Record excerpts ->
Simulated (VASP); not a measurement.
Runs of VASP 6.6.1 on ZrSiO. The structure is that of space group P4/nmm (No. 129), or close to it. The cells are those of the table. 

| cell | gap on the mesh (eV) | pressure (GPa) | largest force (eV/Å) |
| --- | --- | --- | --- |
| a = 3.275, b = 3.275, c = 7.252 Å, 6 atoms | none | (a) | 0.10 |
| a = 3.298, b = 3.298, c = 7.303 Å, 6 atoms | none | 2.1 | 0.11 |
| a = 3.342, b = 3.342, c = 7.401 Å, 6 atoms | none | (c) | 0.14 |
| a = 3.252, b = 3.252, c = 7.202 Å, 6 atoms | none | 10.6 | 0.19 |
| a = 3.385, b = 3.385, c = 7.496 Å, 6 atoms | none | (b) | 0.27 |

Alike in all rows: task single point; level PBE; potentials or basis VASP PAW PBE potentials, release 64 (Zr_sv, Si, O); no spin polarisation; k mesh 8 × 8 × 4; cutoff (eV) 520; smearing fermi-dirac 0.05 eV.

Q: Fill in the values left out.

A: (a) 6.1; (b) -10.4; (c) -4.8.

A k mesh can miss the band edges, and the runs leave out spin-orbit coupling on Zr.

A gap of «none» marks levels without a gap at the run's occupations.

Work task -> Above are the entries. Quote exactly the lines from the one bearing "none | (b) | 0.27 |" through the one bearing "A k mesh can".

Written response ->
| a = 3.385, b = 3.385, c = 7.496 Å, 6 atoms | none | (b) | 0.27 |

Alike in all rows: task single point; level PBE; potentials or basis VASP PAW PBE potentials, release 64 (Zr_sv, Si, O); no spin polarisation; k mesh 8 × 8 × 4; cutoff (eV) 520; smearing fermi-dirac 0.05 eV.

Q: Fill in the values left out.

A: (a) 6.1; (b) -10.4; (c) -4.8.

A k mesh can miss the band edges, and the runs leave out spin-orbit coupling on Zr.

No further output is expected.